> _Provided records_:
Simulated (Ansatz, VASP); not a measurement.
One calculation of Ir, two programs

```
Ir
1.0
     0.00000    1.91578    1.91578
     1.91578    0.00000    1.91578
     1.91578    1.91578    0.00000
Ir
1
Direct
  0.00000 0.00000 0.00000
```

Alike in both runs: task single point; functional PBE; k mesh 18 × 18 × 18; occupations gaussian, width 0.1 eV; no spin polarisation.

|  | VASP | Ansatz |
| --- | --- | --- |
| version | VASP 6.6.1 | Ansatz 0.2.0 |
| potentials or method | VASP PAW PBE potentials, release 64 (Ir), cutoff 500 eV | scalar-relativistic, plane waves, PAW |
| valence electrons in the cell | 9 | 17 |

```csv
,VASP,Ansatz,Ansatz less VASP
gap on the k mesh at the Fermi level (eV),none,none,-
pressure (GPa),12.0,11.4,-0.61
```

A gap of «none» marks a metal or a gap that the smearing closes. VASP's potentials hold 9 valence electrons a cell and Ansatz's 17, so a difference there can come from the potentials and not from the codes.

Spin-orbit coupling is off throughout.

> _Work order_: Transcribe all entries exactly as they appear above.

> _Task solution_:
Simulated (Ansatz, VASP); not a measurement.
One calculation of Ir, two programs

```
Ir
1.0
     0.00000    1.91578    1.91578
     1.91578    0.00000    1.91578
     1.91578    1.91578    0.00000
Ir
1
Direct
  0.00000 0.00000 0.00000
```

Alike in both runs: task single point; functional PBE; k mesh 18 × 18 × 18; occupations gaussian, width 0.1 eV; no spin polarisation.

|  | VASP | Ansatz |
| --- | --- | --- |
| version | VASP 6.6.1 | Ansatz 0.2.0 |
| potentials or method | VASP PAW PBE potentials, release 64 (Ir), cutoff 500 eV | scalar-relativistic, plane waves, PAW |
| valence electrons in the cell | 9 | 17 |

```csv
,VASP,Ansatz,Ansatz less VASP
gap on the k mesh at the Fermi level (eV),none,none,-
pressure (GPa),12.0,11.4,-0.61
```

A gap of «none» marks a metal or a gap that the smearing closes. VASP's potentials hold 9 valence electrons a cell and Ansatz's 17, so a difference there can come from the potentials and not from the codes.

Spin-orbit coupling is off throughout.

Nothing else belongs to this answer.